RECORD EXTRACTS ->
_ _ _ _ _ _ _

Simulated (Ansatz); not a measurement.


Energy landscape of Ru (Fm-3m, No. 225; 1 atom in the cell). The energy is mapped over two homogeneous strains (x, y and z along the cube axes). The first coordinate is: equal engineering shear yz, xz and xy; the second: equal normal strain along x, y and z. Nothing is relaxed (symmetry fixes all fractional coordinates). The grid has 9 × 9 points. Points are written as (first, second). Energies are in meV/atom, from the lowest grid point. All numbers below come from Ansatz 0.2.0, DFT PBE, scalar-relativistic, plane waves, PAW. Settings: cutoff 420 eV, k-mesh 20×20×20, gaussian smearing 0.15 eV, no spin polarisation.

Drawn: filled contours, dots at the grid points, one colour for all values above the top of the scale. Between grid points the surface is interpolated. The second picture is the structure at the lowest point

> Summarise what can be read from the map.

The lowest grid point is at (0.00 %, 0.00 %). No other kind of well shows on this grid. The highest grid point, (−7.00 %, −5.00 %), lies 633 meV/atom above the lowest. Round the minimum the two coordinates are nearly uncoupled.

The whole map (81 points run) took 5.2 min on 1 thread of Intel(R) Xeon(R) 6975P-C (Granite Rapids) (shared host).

_ _ _ _ _ _ _

WORK ORDER ->
Keep to the lines above, from the first one through the line where "The lowest grid point is" appears, and copy them exactly.

RESPONSE BOX ->
Simulated (Ansatz); not a measurement.


Energy landscape of Ru (Fm-3m, No. 225; 1 atom in the cell). The energy is mapped over two homogeneous strains (x, y and z along the cube axes). The first coordinate is: equal engineering shear yz, xz and xy; the second: equal normal strain along x, y and z. Nothing is relaxed (symmetry fixes all fractional coordinates). The grid has 9 × 9 points. Points are written as (first, second). Energies are in meV/atom, from the lowest grid point. All numbers below come from Ansatz 0.2.0, DFT PBE, scalar-relativistic, plane waves, PAW. Settings: cutoff 420 eV, k-mesh 20×20×20, gaussian smearing 0.15 eV, no spin polarisation.

Drawn: filled contours, dots at the grid points, one colour for all values above the top of the scale. Between grid points the surface is interpolated. The second picture is the structure at the lowest point

> Summarise what can be read from the map.

The lowest grid point is at (0.00 %, 0.00 %). No other kind of well shows on this grid. The highest grid point, (−7.00 %, −5.00 %), lies 633 meV/atom above the lowest. Round the minimum the two coordinates are nearly uncoupled.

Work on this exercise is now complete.